• Extracted material
————————
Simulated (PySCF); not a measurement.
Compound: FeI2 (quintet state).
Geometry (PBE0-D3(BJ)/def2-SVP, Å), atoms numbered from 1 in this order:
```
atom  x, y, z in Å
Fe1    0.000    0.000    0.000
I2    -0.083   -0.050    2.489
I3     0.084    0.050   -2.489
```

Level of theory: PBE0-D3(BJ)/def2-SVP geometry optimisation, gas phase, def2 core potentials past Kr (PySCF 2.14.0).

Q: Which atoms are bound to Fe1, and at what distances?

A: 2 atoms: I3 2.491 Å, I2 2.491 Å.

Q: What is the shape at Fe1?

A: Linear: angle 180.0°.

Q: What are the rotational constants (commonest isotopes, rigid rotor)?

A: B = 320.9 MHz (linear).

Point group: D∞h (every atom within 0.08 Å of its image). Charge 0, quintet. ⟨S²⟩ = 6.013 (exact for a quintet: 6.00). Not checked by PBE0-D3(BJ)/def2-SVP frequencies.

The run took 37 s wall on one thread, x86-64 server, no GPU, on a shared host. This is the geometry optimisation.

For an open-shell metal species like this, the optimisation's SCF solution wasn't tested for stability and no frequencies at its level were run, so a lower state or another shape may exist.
————————

The records above are to be restated word for word.

• Response box
Simulated (PySCF); not a measurement.
Compound: FeI2 (quintet state).
Geometry (PBE0-D3(BJ)/def2-SVP, Å), atoms numbered from 1 in this order:
```
atom  x, y, z in Å
Fe1    0.000    0.000    0.000
I2    -0.083   -0.050    2.489
I3     0.084    0.050   -2.489
```

Level of theory: PBE0-D3(BJ)/def2-SVP geometry optimisation, gas phase, def2 core potentials past Kr (PySCF 2.14.0).

Q: Which atoms are bound to Fe1, and at what distances?

A: 2 atoms: I3 2.491 Å, I2 2.491 Å.

Q: What is the shape at Fe1?

A: Linear: angle 180.0°.

Q: What are the rotational constants (commonest isotopes, rigid rotor)?

A: B = 320.9 MHz (linear).

Point group: D∞h (every atom within 0.08 Å of its image). Charge 0, quintet. ⟨S²⟩ = 6.013 (exact for a quintet: 6.00). Not checked by PBE0-D3(BJ)/def2-SVP frequencies.

The run took 37 s wall on one thread, x86-64 server, no GPU, on a shared host. This is the geometry optimisation.

For an open-shell metal species like this, the optimisation's SCF solution wasn't tested for stability and no frequencies at its level were run, so a lower state or another shape may exist.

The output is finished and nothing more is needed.